▶ **EXTRACTED ENTRIES**
=-=-=-=-=
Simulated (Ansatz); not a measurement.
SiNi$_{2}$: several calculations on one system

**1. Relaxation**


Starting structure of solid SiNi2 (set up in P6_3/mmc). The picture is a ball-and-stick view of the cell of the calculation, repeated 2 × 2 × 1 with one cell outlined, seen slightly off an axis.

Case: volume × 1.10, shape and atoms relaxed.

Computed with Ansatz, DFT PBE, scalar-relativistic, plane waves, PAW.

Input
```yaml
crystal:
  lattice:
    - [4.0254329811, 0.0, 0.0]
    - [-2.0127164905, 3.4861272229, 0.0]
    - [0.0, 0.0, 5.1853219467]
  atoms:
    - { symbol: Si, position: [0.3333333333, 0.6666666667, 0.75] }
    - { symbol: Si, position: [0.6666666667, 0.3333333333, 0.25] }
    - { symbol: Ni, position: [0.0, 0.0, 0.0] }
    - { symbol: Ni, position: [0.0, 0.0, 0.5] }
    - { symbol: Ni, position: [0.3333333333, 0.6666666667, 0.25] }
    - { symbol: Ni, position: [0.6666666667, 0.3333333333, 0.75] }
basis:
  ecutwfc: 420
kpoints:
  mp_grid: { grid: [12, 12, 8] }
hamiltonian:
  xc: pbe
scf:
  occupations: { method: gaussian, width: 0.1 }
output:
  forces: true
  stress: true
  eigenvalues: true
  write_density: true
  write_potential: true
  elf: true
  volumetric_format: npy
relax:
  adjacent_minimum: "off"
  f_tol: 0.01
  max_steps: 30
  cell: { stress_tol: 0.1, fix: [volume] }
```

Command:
=-=-=-=-=

▶ **REQUIREMENT**
The response should contain each record above, retyped exactly.

▶ **TASK ANSWER**
Simulated (Ansatz); not a measurement.
SiNi$_{2}$: several calculations on one system

**1. Relaxation**


Starting structure of solid SiNi2 (set up in P6_3/mmc). The picture is a ball-and-stick view of the cell of the calculation, repeated 2 × 2 × 1 with one cell outlined, seen slightly off an axis.

Case: volume × 1.10, shape and atoms relaxed.

Computed with Ansatz, DFT PBE, scalar-relativistic, plane waves, PAW.

Input
```yaml
crystal:
  lattice:
    - [4.0254329811, 0.0, 0.0]
    - [-2.0127164905, 3.4861272229, 0.0]
    - [0.0, 0.0, 5.1853219467]
  atoms:
    - { symbol: Si, position: [0.3333333333, 0.6666666667, 0.75] }
    - { symbol: Si, position: [0.6666666667, 0.3333333333, 0.25] }
    - { symbol: Ni, position: [0.0, 0.0, 0.0] }
    - { symbol: Ni, position: [0.0, 0.0, 0.5] }
    - { symbol: Ni, position: [0.3333333333, 0.6666666667, 0.25] }
    - { symbol: Ni, position: [0.6666666667, 0.3333333333, 0.75] }
basis:
  ecutwfc: 420
kpoints:
  mp_grid: { grid: [12, 12, 8] }
hamiltonian:
  xc: pbe
scf:
  occupations: { method: gaussian, width: 0.1 }
output:
  forces: true
  stress: true
  eigenvalues: true
  write_density: true
  write_potential: true
  elf: true
  volumetric_format: npy
relax:
  adjacent_minimum: "off"
  f_tol: 0.01
  max_steps: 30
  cell: { stress_tol: 0.1, fix: [volume] }
```

Command:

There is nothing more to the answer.